Exercise: Please set down the entries below once more, exactly.

Supplied information:
+++++

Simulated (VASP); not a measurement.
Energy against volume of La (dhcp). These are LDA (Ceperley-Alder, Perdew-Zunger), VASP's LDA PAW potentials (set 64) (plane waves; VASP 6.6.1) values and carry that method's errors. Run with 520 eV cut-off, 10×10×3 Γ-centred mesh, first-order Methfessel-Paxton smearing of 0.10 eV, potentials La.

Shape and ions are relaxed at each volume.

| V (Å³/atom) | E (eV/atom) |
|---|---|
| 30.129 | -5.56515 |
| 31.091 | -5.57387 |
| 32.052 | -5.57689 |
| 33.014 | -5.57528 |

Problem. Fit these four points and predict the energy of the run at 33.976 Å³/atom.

+++++

Task answer:
Simulated (VASP); not a measurement.
Energy against volume of La (dhcp). These are LDA (Ceperley-Alder, Perdew-Zunger), VASP's LDA PAW potentials (set 64) (plane waves; VASP 6.6.1) values and carry that method's errors. Run with 520 eV cut-off, 10×10×3 Γ-centred mesh, first-order Methfessel-Paxton smearing of 0.10 eV, potentials La.

Shape and ions are relaxed at each volume.

| V (Å³/atom) | E (eV/atom) |
|---|---|
| 30.129 | -5.56515 |
| 31.091 | -5.57387 |
| 32.052 | -5.57689 |
| 33.014 | -5.57528 |

Problem. Fit these four points and predict the energy of the run at 33.976 Å³/atom.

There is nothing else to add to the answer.